__Assignment__:
Retype all of the records shown beneath this task, exactly as they stand.

__Excerpted data__:
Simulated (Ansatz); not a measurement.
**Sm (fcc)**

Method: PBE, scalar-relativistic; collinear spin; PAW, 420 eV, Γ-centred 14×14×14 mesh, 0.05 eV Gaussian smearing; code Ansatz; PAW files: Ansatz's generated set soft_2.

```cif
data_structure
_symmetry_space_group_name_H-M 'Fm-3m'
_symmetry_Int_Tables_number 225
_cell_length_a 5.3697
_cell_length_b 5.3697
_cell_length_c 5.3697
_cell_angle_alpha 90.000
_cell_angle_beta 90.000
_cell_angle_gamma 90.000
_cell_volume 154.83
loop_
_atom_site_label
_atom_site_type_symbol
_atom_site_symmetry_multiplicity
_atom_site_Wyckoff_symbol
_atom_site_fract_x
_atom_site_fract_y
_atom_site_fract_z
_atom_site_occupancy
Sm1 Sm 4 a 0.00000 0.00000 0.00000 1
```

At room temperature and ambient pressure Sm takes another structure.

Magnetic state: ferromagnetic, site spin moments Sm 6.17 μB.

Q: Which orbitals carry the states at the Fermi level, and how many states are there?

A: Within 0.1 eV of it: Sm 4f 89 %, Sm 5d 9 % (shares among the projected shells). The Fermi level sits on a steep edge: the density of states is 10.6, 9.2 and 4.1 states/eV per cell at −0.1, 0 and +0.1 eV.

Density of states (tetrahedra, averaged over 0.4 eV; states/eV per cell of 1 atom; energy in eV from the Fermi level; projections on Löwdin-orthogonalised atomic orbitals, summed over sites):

__Written answer__:
Simulated (Ansatz); not a measurement.
**Sm (fcc)**

Method: PBE, scalar-relativistic; collinear spin; PAW, 420 eV, Γ-centred 14×14×14 mesh, 0.05 eV Gaussian smearing; code Ansatz; PAW files: Ansatz's generated set soft_2.

```cif
data_structure
_symmetry_space_group_name_H-M 'Fm-3m'
_symmetry_Int_Tables_number 225
_cell_length_a 5.3697
_cell_length_b 5.3697
_cell_length_c 5.3697
_cell_angle_alpha 90.000
_cell_angle_beta 90.000
_cell_angle_gamma 90.000
_cell_volume 154.83
loop_
_atom_site_label
_atom_site_type_symbol
_atom_site_symmetry_multiplicity
_atom_site_Wyckoff_symbol
_atom_site_fract_x
_atom_site_fract_y
_atom_site_fract_z
_atom_site_occupancy
Sm1 Sm 4 a 0.00000 0.00000 0.00000 1
```

At room temperature and ambient pressure Sm takes another structure.

Magnetic state: ferromagnetic, site spin moments Sm 6.17 μB.

Q: Which orbitals carry the states at the Fermi level, and how many states are there?

A: Within 0.1 eV of it: Sm 4f 89 %, Sm 5d 9 % (shares among the projected shells). The Fermi level sits on a steep edge: the density of states is 10.6, 9.2 and 4.1 states/eV per cell at −0.1, 0 and +0.1 eV.

Density of states (tetrahedra, averaged over 0.4 eV; states/eV per cell of 1 atom; energy in eV from the Fermi level; projections on Löwdin-orthogonalised atomic orbitals, summed over sites):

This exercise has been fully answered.